**WORK ORDER**
What follows is a set of records, each of which is to be written out exactly.

**INFORMATION**
BEGIN

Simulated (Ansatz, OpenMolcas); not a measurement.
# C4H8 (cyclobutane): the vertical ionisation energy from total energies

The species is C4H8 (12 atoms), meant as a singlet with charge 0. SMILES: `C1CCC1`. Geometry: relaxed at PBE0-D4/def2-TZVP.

END

**ANSWER BOX**
Simulated (Ansatz, OpenMolcas); not a measurement.
# C4H8 (cyclobutane): the vertical ionisation energy from total energies

The species is C4H8 (12 atoms), meant as a singlet with charge 0. SMILES: `C1CCC1`. Geometry: relaxed at PBE0-D4/def2-TZVP.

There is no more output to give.